### Given records ###

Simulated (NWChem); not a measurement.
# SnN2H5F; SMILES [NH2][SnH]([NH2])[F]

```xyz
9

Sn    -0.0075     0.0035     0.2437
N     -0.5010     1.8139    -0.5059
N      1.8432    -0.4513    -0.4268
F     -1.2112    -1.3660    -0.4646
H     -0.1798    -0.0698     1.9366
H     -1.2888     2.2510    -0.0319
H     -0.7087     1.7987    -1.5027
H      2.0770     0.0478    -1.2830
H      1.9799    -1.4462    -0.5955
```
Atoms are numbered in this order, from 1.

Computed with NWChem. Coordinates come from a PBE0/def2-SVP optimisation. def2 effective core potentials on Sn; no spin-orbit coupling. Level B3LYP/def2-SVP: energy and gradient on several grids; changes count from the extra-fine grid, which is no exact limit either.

###

▶ [Brief]
Retype all the data exactly, line for line.

▶ [Answer section]
Simulated (NWChem); not a measurement.
# SnN2H5F; SMILES [NH2][SnH]([NH2])[F]

```xyz
9

Sn    -0.0075     0.0035     0.2437
N     -0.5010     1.8139    -0.5059
N      1.8432    -0.4513    -0.4268
F     -1.2112    -1.3660    -0.4646
H     -0.1798    -0.0698     1.9366
H     -1.2888     2.2510    -0.0319
H     -0.7087     1.7987    -1.5027
H      2.0770     0.0478    -1.2830
H      1.9799    -1.4462    -0.5955
```
Atoms are numbered in this order, from 1.

Computed with NWChem. Coordinates come from a PBE0/def2-SVP optimisation. def2 effective core potentials on Sn; no spin-orbit coupling. Level B3LYP/def2-SVP: energy and gradient on several grids; changes count from the extra-fine grid, which is no exact limit either.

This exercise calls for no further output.